**Assignment**
Repeat the records below exactly, line for line.

***
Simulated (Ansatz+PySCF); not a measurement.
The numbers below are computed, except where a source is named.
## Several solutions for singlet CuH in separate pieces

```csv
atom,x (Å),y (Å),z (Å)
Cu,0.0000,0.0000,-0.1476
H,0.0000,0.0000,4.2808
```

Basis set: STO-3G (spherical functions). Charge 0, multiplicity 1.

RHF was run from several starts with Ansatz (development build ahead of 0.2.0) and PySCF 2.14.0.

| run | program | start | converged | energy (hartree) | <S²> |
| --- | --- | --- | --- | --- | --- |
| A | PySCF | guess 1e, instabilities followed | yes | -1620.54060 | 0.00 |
***

**Written response**
Simulated (Ansatz+PySCF); not a measurement.
The numbers below are computed, except where a source is named.
## Several solutions for singlet CuH in separate pieces

```csv
atom,x (Å),y (Å),z (Å)
Cu,0.0000,0.0000,-0.1476
H,0.0000,0.0000,4.2808
```

Basis set: STO-3G (spherical functions). Charge 0, multiplicity 1.

RHF was run from several starts with Ansatz (development build ahead of 0.2.0) and PySCF 2.14.0.

| run | program | start | converged | energy (hartree) | <S²> |
| --- | --- | --- | --- | --- | --- |
| A | PySCF | guess 1e, instabilities followed | yes | -1620.54060 | 0.00 |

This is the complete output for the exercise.